# [Assigned task]
Everything from the first line of the entries below through the line holding "Output of a" must be printed exactly as written.

# [Information shown]
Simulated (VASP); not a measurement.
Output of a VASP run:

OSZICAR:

# [Written solution]
Simulated (VASP); not a measurement.
Output of a VASP run:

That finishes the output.